▶ **Activity**
Retype each line of the listing below, from the first through the one holding "Gas-phase reaction in", with no other lines.

━━ Dataset extract ━━

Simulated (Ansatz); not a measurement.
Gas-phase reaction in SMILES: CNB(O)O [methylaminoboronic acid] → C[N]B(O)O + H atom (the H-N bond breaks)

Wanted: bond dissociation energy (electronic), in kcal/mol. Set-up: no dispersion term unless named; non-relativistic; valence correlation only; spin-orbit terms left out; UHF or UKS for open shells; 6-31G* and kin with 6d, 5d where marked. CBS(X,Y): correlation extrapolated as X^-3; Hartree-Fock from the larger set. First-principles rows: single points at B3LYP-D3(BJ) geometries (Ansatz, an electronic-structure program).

━━━

▶ **Answer box**
Simulated (Ansatz); not a measurement.
Gas-phase reaction in SMILES: CNB(O)O [methylaminoboronic acid] → C[N]B(O)O + H atom (the H-N bond breaks)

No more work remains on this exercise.